*Work item:* All entries that follow are to be written out verbatim.

[Start of section]

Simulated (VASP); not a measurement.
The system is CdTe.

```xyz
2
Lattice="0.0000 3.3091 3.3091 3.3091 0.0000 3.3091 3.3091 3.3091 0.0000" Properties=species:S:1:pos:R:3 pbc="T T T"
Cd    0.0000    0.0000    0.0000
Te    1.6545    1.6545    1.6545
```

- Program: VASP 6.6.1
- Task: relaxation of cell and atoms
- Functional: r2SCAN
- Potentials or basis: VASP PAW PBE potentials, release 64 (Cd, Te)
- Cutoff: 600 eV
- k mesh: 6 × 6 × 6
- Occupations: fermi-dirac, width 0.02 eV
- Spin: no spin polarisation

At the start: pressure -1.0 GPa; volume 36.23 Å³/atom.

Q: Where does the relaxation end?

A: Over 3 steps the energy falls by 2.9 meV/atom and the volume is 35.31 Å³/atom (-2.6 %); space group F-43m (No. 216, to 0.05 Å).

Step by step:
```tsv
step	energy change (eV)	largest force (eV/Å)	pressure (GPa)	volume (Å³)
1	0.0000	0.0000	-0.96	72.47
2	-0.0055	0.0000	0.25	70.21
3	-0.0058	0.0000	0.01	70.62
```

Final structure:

[End of section]

*Task output:*
Simulated (VASP); not a measurement.
The system is CdTe.

```xyz
2
Lattice="0.0000 3.3091 3.3091 3.3091 0.0000 3.3091 3.3091 3.3091 0.0000" Properties=species:S:1:pos:R:3 pbc="T T T"
Cd    0.0000    0.0000    0.0000
Te    1.6545    1.6545    1.6545
```

- Program: VASP 6.6.1
- Task: relaxation of cell and atoms
- Functional: r2SCAN
- Potentials or basis: VASP PAW PBE potentials, release 64 (Cd, Te)
- Cutoff: 600 eV
- k mesh: 6 × 6 × 6
- Occupations: fermi-dirac, width 0.02 eV
- Spin: no spin polarisation

At the start: pressure -1.0 GPa; volume 36.23 Å³/atom.

Q: Where does the relaxation end?

A: Over 3 steps the energy falls by 2.9 meV/atom and the volume is 35.31 Å³/atom (-2.6 %); space group F-43m (No. 216, to 0.05 Å).

Step by step:
```tsv
step	energy change (eV)	largest force (eV/Å)	pressure (GPa)	volume (Å³)
1	0.0000	0.0000	-0.96	72.47
2	-0.0055	0.0000	0.25	70.21
3	-0.0058	0.0000	0.01	70.62
```

Final structure:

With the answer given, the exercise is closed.